WORK ORDER: The entire listing below must be written out word for word.

DATA RECORDS Start Marker

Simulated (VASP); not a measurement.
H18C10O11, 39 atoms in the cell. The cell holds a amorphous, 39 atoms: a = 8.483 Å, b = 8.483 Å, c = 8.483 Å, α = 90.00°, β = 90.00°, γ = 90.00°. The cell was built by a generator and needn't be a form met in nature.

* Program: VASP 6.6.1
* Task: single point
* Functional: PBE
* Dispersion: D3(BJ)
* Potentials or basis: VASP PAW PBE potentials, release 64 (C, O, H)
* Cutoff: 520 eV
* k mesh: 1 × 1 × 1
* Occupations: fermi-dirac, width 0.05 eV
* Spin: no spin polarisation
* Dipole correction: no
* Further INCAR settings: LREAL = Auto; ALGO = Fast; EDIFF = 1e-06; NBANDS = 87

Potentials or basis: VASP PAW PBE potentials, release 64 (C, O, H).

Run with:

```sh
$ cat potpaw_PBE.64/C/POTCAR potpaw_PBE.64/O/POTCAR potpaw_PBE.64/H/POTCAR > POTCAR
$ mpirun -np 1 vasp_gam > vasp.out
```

DATA RECORDS End Marker

TASK RESULT:
Simulated (VASP); not a measurement.
H18C10O11, 39 atoms in the cell. The cell holds a amorphous, 39 atoms: a = 8.483 Å, b = 8.483 Å, c = 8.483 Å, α = 90.00°, β = 90.00°, γ = 90.00°. The cell was built by a generator and needn't be a form met in nature.

* Program: VASP 6.6.1
* Task: single point
* Functional: PBE
* Dispersion: D3(BJ)
* Potentials or basis: VASP PAW PBE potentials, release 64 (C, O, H)
* Cutoff: 520 eV
* k mesh: 1 × 1 × 1
* Occupations: fermi-dirac, width 0.05 eV
* Spin: no spin polarisation
* Dipole correction: no
* Further INCAR settings: LREAL = Auto; ALGO = Fast; EDIFF = 1e-06; NBANDS = 87

Potentials or basis: VASP PAW PBE potentials, release 64 (C, O, H).

Run with:

```sh
$ cat potpaw_PBE.64/C/POTCAR potpaw_PBE.64/O/POTCAR potpaw_PBE.64/H/POTCAR > POTCAR
$ mpirun -np 1 vasp_gam > vasp.out
```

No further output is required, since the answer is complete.